Work request.
Write down, unchanged, the entries from the first line through the line holding "Computed with r2SCAN". Include no other line.

Given entries.
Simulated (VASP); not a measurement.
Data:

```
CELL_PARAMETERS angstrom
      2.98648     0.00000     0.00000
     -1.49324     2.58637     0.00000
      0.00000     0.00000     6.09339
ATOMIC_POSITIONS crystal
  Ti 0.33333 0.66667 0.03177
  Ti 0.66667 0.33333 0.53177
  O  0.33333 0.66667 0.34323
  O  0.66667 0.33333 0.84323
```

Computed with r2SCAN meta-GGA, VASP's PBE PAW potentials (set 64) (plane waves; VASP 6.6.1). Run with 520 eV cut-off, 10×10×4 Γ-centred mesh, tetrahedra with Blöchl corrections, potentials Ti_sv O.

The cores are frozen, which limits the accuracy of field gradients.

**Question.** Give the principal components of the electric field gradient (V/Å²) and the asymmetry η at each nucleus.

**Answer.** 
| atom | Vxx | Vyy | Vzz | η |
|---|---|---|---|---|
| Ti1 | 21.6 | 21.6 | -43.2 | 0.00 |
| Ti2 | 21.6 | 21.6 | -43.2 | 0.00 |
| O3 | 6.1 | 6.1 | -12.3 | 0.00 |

Expected answer.
Simulated (VASP); not a measurement.
Data:

```
CELL_PARAMETERS angstrom
      2.98648     0.00000     0.00000
     -1.49324     2.58637     0.00000
      0.00000     0.00000     6.09339
ATOMIC_POSITIONS crystal
  Ti 0.33333 0.66667 0.03177
  Ti 0.66667 0.33333 0.53177
  O  0.33333 0.66667 0.34323
  O  0.66667 0.33333 0.84323
```

Computed with r2SCAN meta-GGA, VASP's PBE PAW potentials (set 64) (plane waves; VASP 6.6.1). Run with 520 eV cut-off, 10×10×4 Γ-centred mesh, tetrahedra with Blöchl corrections, potentials Ti_sv O.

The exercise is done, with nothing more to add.